Record set:
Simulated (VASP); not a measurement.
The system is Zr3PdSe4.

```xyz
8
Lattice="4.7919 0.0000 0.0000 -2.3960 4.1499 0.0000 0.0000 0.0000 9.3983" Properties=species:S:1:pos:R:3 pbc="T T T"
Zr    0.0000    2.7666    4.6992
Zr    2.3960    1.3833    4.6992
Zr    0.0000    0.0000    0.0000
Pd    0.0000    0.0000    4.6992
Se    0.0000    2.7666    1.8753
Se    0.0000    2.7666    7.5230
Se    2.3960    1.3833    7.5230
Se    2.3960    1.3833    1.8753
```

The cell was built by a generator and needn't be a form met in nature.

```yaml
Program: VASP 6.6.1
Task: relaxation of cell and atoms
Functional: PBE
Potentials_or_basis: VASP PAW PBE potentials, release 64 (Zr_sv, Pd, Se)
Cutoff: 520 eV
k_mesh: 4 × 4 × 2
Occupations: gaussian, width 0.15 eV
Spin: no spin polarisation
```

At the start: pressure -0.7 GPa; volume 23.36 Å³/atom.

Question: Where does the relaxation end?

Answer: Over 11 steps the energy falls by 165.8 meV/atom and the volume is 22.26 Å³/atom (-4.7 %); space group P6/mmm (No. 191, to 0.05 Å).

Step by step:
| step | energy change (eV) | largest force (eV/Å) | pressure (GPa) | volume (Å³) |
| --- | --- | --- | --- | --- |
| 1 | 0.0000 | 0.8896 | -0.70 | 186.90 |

Work request: The line with "volume (Å³) |" is the last to include; transcribe exactly every line from the top of the material above down to it.

Exercise result:
Simulated (VASP); not a measurement.
The system is Zr3PdSe4.

```xyz
8
Lattice="4.7919 0.0000 0.0000 -2.3960 4.1499 0.0000 0.0000 0.0000 9.3983" Properties=species:S:1:pos:R:3 pbc="T T T"
Zr    0.0000    2.7666    4.6992
Zr    2.3960    1.3833    4.6992
Zr    0.0000    0.0000    0.0000
Pd    0.0000    0.0000    4.6992
Se    0.0000    2.7666    1.8753
Se    0.0000    2.7666    7.5230
Se    2.3960    1.3833    7.5230
Se    2.3960    1.3833    1.8753
```

The cell was built by a generator and needn't be a form met in nature.

```yaml
Program: VASP 6.6.1
Task: relaxation of cell and atoms
Functional: PBE
Potentials_or_basis: VASP PAW PBE potentials, release 64 (Zr_sv, Pd, Se)
Cutoff: 520 eV
k_mesh: 4 × 4 × 2
Occupations: gaussian, width 0.15 eV
Spin: no spin polarisation
```

At the start: pressure -0.7 GPa; volume 23.36 Å³/atom.

Question: Where does the relaxation end?

Answer: Over 11 steps the energy falls by 165.8 meV/atom and the volume is 22.26 Å³/atom (-4.7 %); space group P6/mmm (No. 191, to 0.05 Å).

Step by step:
| step | energy change (eV) | largest force (eV/Å) | pressure (GPa) | volume (Å³) |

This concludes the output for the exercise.